• **DATA TO EXAMINE**:
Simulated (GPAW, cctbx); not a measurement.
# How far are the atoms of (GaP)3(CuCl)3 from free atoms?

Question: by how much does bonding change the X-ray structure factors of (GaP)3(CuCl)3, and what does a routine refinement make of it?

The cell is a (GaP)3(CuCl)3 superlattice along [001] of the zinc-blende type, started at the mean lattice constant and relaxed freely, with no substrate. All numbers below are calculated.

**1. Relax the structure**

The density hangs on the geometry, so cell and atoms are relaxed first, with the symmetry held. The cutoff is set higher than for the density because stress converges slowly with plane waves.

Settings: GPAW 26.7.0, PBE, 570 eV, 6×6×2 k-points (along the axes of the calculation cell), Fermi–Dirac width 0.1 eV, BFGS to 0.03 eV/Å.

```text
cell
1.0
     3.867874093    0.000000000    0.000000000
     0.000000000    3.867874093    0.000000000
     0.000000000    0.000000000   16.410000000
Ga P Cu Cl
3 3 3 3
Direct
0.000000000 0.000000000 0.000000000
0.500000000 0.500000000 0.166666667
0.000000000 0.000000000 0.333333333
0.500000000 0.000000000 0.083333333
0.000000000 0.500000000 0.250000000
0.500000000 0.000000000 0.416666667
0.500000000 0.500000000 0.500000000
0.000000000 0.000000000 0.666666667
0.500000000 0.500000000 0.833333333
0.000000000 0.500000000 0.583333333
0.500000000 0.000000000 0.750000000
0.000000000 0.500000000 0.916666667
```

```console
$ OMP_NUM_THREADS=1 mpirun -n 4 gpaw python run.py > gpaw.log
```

• **ACTIVITY**:
Beginning with the first line of the records above, reproduce each line exactly, ending at the line that contains "Relax the structure**", and leave out everything else.

• **EXERCISE OUTPUT**:
Simulated (GPAW, cctbx); not a measurement.
# How far are the atoms of (GaP)3(CuCl)3 from free atoms?

Question: by how much does bonding change the X-ray structure factors of (GaP)3(CuCl)3, and what does a routine refinement make of it?

The cell is a (GaP)3(CuCl)3 superlattice along [001] of the zinc-blende type, started at the mean lattice constant and relaxed freely, with no substrate. All numbers below are calculated.

**1. Relax the structure**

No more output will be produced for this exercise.